(EXCERPTED RECORDS)
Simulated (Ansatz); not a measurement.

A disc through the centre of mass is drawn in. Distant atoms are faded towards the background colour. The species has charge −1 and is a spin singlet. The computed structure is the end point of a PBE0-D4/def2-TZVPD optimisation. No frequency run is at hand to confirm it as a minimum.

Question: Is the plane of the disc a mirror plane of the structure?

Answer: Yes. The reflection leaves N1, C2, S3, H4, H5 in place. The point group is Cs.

(ASSIGNMENT) Word for word, write out all the lines shown above.

(REPLY)
Simulated (Ansatz); not a measurement.

A disc through the centre of mass is drawn in. Distant atoms are faded towards the background colour. The species has charge −1 and is a spin singlet. The computed structure is the end point of a PBE0-D4/def2-TZVPD optimisation. No frequency run is at hand to confirm it as a minimum.

Question: Is the plane of the disc a mirror plane of the structure?

Answer: Yes. The reflection leaves N1, C2, S3, H4, H5 in place. The point group is Cs.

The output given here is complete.